REQUIRED ACTION: Nothing but the lines from the start of the entries through the line containing "# What went wrong, or what changed?" should appear in the answer, each given exactly.

SUPPLIED DATA:
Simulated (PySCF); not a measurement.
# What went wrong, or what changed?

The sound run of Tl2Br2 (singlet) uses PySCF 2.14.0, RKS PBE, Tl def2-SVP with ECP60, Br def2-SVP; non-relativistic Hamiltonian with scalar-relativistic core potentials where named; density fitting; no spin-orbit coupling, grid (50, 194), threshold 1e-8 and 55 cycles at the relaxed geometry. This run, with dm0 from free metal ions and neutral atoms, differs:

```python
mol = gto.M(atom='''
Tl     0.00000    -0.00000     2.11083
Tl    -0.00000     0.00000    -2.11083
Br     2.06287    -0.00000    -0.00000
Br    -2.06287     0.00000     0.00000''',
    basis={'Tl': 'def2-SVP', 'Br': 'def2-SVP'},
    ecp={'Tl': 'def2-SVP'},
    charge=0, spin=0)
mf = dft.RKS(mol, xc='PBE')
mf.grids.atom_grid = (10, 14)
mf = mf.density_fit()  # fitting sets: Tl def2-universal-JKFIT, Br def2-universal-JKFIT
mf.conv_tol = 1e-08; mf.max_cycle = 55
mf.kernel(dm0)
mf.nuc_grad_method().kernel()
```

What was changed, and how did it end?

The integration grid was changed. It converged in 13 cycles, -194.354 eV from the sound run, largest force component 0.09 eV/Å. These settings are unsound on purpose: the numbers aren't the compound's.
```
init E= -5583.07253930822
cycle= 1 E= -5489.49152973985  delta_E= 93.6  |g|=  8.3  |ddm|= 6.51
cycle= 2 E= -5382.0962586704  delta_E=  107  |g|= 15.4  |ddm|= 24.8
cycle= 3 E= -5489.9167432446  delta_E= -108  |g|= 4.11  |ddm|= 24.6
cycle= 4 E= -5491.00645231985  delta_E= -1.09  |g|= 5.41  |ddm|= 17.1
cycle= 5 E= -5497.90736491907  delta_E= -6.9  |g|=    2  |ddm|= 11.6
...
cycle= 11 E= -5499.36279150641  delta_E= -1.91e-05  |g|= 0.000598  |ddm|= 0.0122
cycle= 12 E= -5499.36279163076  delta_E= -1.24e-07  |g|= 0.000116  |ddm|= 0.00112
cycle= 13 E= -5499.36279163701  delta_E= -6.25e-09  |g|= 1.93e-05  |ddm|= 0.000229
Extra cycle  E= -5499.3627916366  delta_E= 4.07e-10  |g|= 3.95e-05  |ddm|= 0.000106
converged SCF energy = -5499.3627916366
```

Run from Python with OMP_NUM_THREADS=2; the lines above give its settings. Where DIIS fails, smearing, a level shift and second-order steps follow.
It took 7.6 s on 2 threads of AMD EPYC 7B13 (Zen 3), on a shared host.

WRITTEN SOLUTION:
Simulated (PySCF); not a measurement.
# What went wrong, or what changed?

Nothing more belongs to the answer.